* Required action: Starting at the top of the entries below, set down each line exactly as written, and stop after the line containing "Problem. What comes".

* Listed entries:
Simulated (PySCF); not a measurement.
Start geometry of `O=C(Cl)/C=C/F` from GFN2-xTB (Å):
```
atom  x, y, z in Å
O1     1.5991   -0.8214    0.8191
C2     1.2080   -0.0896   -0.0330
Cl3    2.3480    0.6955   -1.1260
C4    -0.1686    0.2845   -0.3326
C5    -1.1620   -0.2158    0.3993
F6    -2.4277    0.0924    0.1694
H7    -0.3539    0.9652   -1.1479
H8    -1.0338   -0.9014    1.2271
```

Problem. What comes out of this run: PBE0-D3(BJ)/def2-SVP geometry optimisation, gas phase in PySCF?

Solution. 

* Response box:
Simulated (PySCF); not a measurement.
Start geometry of `O=C(Cl)/C=C/F` from GFN2-xTB (Å):
```
atom  x, y, z in Å
O1     1.5991   -0.8214    0.8191
C2     1.2080   -0.0896   -0.0330
Cl3    2.3480    0.6955   -1.1260
C4    -0.1686    0.2845   -0.3326
C5    -1.1620   -0.2158    0.3993
F6    -2.4277    0.0924    0.1694
H7    -0.3539    0.9652   -1.1479
H8    -1.0338   -0.9014    1.2271
```

Problem. What comes out of this run: PBE0-D3(BJ)/def2-SVP geometry optimisation, gas phase in PySCF?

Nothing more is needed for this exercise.